Dataset records:
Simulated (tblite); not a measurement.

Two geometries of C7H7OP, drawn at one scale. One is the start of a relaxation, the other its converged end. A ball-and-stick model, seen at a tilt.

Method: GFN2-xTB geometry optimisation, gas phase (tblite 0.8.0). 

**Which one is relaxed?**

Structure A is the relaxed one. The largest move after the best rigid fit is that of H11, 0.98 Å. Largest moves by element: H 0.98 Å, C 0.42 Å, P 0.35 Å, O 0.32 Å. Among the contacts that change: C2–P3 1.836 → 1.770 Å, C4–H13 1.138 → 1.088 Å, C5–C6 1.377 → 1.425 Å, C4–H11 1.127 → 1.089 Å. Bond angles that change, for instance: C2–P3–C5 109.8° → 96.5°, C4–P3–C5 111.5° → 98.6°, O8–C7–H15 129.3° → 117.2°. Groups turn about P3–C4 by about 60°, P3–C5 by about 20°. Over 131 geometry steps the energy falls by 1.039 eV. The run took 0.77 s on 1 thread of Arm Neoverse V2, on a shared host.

Action item:
Repeat the full set of records exactly.

Task solution:
Simulated (tblite); not a measurement.

Two geometries of C7H7OP, drawn at one scale. One is the start of a relaxation, the other its converged end. A ball-and-stick model, seen at a tilt.

Method: GFN2-xTB geometry optimisation, gas phase (tblite 0.8.0). 

**Which one is relaxed?**

Structure A is the relaxed one. The largest move after the best rigid fit is that of H11, 0.98 Å. Largest moves by element: H 0.98 Å, C 0.42 Å, P 0.35 Å, O 0.32 Å. Among the contacts that change: C2–P3 1.836 → 1.770 Å, C4–H13 1.138 → 1.088 Å, C5–C6 1.377 → 1.425 Å, C4–H11 1.127 → 1.089 Å. Bond angles that change, for instance: C2–P3–C5 109.8° → 96.5°, C4–P3–C5 111.5° → 98.6°, O8–C7–H15 129.3° → 117.2°. Groups turn about P3–C4 by about 60°, P3–C5 by about 20°. Over 131 geometry steps the energy falls by 1.039 eV. The run took 0.77 s on 1 thread of Arm Neoverse V2, on a shared host.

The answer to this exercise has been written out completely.